**TASK ITEM:** Copying exactly, give the lines in the material below from the one with "Charge 0, spin multiplicity 1." to the one with "Q: How much", ends included, and nothing besides.

**PROVIDED DATA:**
####

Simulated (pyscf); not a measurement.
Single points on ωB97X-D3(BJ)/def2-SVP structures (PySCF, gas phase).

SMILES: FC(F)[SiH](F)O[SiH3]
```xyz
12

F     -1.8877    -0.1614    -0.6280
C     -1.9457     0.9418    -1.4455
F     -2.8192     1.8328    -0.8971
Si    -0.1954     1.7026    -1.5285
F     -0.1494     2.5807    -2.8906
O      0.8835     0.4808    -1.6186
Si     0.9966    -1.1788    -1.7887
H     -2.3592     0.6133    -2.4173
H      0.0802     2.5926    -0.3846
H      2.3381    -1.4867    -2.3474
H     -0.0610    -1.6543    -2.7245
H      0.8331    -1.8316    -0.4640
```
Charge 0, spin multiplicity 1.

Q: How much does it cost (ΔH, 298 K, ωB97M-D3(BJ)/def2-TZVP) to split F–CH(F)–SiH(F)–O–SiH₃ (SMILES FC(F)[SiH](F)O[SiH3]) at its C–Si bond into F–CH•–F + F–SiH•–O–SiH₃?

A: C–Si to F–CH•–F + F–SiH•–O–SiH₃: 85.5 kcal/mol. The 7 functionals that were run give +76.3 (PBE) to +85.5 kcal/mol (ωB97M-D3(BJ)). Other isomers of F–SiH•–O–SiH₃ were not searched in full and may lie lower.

####

**RESULT:**
Charge 0, spin multiplicity 1.

Q: How much does it cost (ΔH, 298 K, ωB97M-D3(BJ)/def2-TZVP) to split F–CH(F)–SiH(F)–O–SiH₃ (SMILES FC(F)[SiH](F)O[SiH3]) at its C–Si bond into F–CH•–F + F–SiH•–O–SiH₃?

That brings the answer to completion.